* _Action item_:
Your task is to print the listing exactly as it stands.

* _Dataset entries_:
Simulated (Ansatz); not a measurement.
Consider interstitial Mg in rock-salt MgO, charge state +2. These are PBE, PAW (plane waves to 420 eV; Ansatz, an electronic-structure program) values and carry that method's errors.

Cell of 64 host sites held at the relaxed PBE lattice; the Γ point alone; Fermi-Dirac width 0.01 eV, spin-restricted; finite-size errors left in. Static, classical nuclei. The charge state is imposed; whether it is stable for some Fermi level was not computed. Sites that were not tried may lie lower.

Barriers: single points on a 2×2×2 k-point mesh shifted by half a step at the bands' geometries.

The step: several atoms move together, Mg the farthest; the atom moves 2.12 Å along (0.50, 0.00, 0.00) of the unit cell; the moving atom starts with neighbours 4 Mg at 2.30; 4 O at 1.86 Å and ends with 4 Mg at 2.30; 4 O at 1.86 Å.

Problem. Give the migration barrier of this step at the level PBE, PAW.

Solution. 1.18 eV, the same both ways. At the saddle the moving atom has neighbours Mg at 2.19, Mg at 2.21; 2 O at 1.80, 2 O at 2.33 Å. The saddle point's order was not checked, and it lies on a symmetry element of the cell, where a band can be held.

* _Exercise output_:
Simulated (Ansatz); not a measurement.
Consider interstitial Mg in rock-salt MgO, charge state +2. These are PBE, PAW (plane waves to 420 eV; Ansatz, an electronic-structure program) values and carry that method's errors.

Cell of 64 host sites held at the relaxed PBE lattice; the Γ point alone; Fermi-Dirac width 0.01 eV, spin-restricted; finite-size errors left in. Static, classical nuclei. The charge state is imposed; whether it is stable for some Fermi level was not computed. Sites that were not tried may lie lower.

Barriers: single points on a 2×2×2 k-point mesh shifted by half a step at the bands' geometries.

The step: several atoms move together, Mg the farthest; the atom moves 2.12 Å along (0.50, 0.00, 0.00) of the unit cell; the moving atom starts with neighbours 4 Mg at 2.30; 4 O at 1.86 Å and ends with 4 Mg at 2.30; 4 O at 1.86 Å.

Problem. Give the migration barrier of this step at the level PBE, PAW.

Solution. 1.18 eV, the same both ways. At the saddle the moving atom has neighbours Mg at 2.19, Mg at 2.21; 2 O at 1.80, 2 O at 2.33 Å. The saddle point's order was not checked, and it lies on a symmetry element of the cell, where a band can be held.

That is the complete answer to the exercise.